_DATASET EXTRACT_:
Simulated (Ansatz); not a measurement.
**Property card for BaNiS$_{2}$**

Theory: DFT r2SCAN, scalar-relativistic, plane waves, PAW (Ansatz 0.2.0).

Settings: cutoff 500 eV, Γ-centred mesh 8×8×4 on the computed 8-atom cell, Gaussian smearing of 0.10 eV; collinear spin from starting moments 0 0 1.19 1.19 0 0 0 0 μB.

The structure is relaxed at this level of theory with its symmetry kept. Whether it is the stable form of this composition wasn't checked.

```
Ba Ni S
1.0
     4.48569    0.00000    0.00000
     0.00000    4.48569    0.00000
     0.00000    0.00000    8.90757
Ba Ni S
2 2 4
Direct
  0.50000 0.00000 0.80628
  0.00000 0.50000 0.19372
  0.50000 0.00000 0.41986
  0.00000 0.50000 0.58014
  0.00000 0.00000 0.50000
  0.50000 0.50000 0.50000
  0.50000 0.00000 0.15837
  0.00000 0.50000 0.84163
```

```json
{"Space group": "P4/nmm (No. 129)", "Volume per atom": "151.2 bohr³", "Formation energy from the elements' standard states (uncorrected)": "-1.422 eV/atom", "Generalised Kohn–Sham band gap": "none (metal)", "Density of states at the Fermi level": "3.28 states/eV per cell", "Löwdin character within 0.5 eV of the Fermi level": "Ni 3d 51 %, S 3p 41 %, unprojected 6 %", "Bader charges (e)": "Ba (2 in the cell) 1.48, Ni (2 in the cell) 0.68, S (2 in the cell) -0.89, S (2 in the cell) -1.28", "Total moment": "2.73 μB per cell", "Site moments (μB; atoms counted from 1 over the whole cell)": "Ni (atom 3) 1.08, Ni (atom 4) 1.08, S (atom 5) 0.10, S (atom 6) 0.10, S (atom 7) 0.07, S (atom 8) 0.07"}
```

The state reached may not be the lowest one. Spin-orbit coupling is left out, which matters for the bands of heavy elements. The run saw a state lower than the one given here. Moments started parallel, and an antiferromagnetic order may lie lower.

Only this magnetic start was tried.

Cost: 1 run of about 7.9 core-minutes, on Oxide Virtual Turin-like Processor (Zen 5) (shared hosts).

_ACTIVITY_: With the first line being the one containing "Theory: DFT r2SCAN, scalar-relativistic, plane" and the last line the one containing "Settings: cutoff 500", transcribe exactly the lines above that fall in that range.

_RESPONSE_:
Theory: DFT r2SCAN, scalar-relativistic, plane waves, PAW (Ansatz 0.2.0).

Settings: cutoff 500 eV, Γ-centred mesh 8×8×4 on the computed 8-atom cell, Gaussian smearing of 0.10 eV; collinear spin from starting moments 0 0 1.19 1.19 0 0 0 0 μB.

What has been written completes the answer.